WORK ITEM
What you return must match the records exactly.

INFORMATION SUPPLIED
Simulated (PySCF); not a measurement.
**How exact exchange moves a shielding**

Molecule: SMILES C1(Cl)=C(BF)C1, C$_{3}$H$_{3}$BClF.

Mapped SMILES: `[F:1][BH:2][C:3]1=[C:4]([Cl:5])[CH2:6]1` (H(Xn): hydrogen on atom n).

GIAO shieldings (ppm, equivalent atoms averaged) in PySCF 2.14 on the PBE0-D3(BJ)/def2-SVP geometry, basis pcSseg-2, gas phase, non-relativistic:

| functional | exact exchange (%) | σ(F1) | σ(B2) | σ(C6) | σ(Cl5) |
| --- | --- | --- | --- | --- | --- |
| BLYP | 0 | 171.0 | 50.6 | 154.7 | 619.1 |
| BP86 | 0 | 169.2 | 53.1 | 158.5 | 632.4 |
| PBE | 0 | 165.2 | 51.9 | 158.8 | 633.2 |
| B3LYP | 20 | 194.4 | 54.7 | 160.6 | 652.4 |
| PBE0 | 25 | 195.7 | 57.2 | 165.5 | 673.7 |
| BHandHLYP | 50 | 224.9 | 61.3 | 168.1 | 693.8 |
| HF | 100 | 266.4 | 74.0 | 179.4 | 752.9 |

WRITTEN REPLY
Simulated (PySCF); not a measurement.
**How exact exchange moves a shielding**

Molecule: SMILES C1(Cl)=C(BF)C1, C$_{3}$H$_{3}$BClF.

Mapped SMILES: `[F:1][BH:2][C:3]1=[C:4]([Cl:5])[CH2:6]1` (H(Xn): hydrogen on atom n).

GIAO shieldings (ppm, equivalent atoms averaged) in PySCF 2.14 on the PBE0-D3(BJ)/def2-SVP geometry, basis pcSseg-2, gas phase, non-relativistic:

| functional | exact exchange (%) | σ(F1) | σ(B2) | σ(C6) | σ(Cl5) |
| --- | --- | --- | --- | --- | --- |
| BLYP | 0 | 171.0 | 50.6 | 154.7 | 619.1 |
| BP86 | 0 | 169.2 | 53.1 | 158.5 | 632.4 |
| PBE | 0 | 165.2 | 51.9 | 158.8 | 633.2 |
| B3LYP | 20 | 194.4 | 54.7 | 160.6 | 652.4 |
| PBE0 | 25 | 195.7 | 57.2 | 165.5 | 673.7 |
| BHandHLYP | 50 | 224.9 | 61.3 | 168.1 | 693.8 |
| HF | 100 | 266.4 | 74.0 | 179.4 | 752.9 |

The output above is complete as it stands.